■ Given records
[Start of Attachment]

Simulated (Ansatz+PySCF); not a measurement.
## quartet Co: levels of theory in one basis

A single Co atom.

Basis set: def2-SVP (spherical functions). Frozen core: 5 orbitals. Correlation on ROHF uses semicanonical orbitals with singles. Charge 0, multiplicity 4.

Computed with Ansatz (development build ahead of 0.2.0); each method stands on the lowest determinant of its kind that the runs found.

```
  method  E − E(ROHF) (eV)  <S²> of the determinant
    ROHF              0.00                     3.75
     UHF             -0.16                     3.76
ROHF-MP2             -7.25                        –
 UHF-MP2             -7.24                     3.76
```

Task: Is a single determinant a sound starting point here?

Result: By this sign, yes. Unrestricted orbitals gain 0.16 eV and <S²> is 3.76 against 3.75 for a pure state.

[End of Attachment]

■ Work task
Once the line containing "Basis set: def2-SVP" has been retyped, stop. Begin at the first line of the material and reproduce every line up to it exactly.

■ Your solution
Simulated (Ansatz+PySCF); not a measurement.
## quartet Co: levels of theory in one basis

A single Co atom.

Basis set: def2-SVP (spherical functions). Frozen core: 5 orbitals. Correlation on ROHF uses semicanonical orbitals with singles. Charge 0, multiplicity 4.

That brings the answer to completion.